ENTRIES PROVIDED ▸
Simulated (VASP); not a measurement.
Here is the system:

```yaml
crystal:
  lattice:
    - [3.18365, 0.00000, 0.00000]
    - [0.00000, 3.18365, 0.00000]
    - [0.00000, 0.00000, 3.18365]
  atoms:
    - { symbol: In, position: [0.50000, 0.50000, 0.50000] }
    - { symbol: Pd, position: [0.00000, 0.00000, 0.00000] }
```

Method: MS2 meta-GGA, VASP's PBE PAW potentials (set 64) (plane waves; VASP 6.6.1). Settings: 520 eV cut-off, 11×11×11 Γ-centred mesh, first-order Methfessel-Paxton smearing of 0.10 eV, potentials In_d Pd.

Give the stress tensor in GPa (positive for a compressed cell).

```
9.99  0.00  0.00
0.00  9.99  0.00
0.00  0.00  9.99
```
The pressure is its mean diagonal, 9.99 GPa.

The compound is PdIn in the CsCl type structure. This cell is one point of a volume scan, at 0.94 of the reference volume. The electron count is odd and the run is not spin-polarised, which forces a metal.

TASK ITEM ▸ Copy the lines from the start of the data verbatim, stopping after the line containing "The pressure is its mean diagonal, 9.99 GPa.".

ANSWER SPACE ▸
Simulated (VASP); not a measurement.
Here is the system:

```yaml
crystal:
  lattice:
    - [3.18365, 0.00000, 0.00000]
    - [0.00000, 3.18365, 0.00000]
    - [0.00000, 0.00000, 3.18365]
  atoms:
    - { symbol: In, position: [0.50000, 0.50000, 0.50000] }
    - { symbol: Pd, position: [0.00000, 0.00000, 0.00000] }
```

Method: MS2 meta-GGA, VASP's PBE PAW potentials (set 64) (plane waves; VASP 6.6.1). Settings: 520 eV cut-off, 11×11×11 Γ-centred mesh, first-order Methfessel-Paxton smearing of 0.10 eV, potentials In_d Pd.

Give the stress tensor in GPa (positive for a compressed cell).

```
9.99  0.00  0.00
0.00  9.99  0.00
0.00  0.00  9.99
```
The pressure is its mean diagonal, 9.99 GPa.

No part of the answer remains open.